• REQUIRED ACTION:
Transcribe all the material exactly. Leave every line as it is.

★ ★ ★

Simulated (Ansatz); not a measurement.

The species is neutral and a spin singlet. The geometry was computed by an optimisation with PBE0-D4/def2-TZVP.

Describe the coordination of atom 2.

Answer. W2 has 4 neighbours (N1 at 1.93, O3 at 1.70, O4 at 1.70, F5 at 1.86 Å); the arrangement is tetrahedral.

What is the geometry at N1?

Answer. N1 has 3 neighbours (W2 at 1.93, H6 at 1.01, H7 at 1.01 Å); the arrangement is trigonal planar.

★ ★ ★

• PROBLEM SOLUTION:
Simulated (Ansatz); not a measurement.

The species is neutral and a spin singlet. The geometry was computed by an optimisation with PBE0-D4/def2-TZVP.

Describe the coordination of atom 2.

Answer. W2 has 4 neighbours (N1 at 1.93, O3 at 1.70, O4 at 1.70, F5 at 1.86 Å); the arrangement is tetrahedral.

What is the geometry at N1?

Answer. N1 has 3 neighbours (W2 at 1.93, H6 at 1.01, H7 at 1.01 Å); the arrangement is trigonal planar.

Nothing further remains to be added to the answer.